» WORK REQUEST: The listing that follows should be duplicated character for character.

[RECORD SET Boundary: Start]

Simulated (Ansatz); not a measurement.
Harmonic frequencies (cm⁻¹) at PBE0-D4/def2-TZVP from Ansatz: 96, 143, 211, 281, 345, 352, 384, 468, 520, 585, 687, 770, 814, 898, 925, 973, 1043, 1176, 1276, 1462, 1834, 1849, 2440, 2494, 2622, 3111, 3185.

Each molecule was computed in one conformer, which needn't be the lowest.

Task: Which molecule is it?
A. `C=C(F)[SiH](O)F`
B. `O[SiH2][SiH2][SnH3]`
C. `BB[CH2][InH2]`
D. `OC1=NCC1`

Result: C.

[RECORD SET Boundary: End]

» EXERCISE OUTPUT:
Simulated (Ansatz); not a measurement.
Harmonic frequencies (cm⁻¹) at PBE0-D4/def2-TZVP from Ansatz: 96, 143, 211, 281, 345, 352, 384, 468, 520, 585, 687, 770, 814, 898, 925, 973, 1043, 1176, 1276, 1462, 1834, 1849, 2440, 2494, 2622, 3111, 3185.

Each molecule was computed in one conformer, which needn't be the lowest.

Task: Which molecule is it?
A. `C=C(F)[SiH](O)F`
B. `O[SiH2][SiH2][SnH3]`
C. `BB[CH2][InH2]`
D. `OC1=NCC1`

Result: C.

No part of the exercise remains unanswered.